Dataset extract:
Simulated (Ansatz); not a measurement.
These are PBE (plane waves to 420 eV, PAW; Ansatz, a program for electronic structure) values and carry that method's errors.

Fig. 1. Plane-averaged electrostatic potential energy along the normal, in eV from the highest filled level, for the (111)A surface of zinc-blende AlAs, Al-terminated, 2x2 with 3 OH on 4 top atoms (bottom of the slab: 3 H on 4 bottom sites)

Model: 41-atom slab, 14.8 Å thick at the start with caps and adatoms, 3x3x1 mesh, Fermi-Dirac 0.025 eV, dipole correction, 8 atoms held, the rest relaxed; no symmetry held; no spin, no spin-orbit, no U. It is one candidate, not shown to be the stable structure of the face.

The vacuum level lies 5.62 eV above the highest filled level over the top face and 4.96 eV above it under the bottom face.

Action item:
In the listing above, find the line with "These are PBE" and the line with "Model: 41-atom slab, 14.8", then print exactly those two lines and every line between them, and nothing more.

Your response:
These are PBE (plane waves to 420 eV, PAW; Ansatz, a program for electronic structure) values and carry that method's errors.

Fig. 1. Plane-averaged electrostatic potential energy along the normal, in eV from the highest filled level, for the (111)A surface of zinc-blende AlAs, Al-terminated, 2x2 with 3 OH on 4 top atoms (bottom of the slab: 3 H on 4 bottom sites)

Model: 41-atom slab, 14.8 Å thick at the start with caps and adatoms, 3x3x1 mesh, Fermi-Dirac 0.025 eV, dipole correction, 8 atoms held, the rest relaxed; no symmetry held; no spin, no spin-orbit, no U. It is one candidate, not shown to be the stable structure of the face.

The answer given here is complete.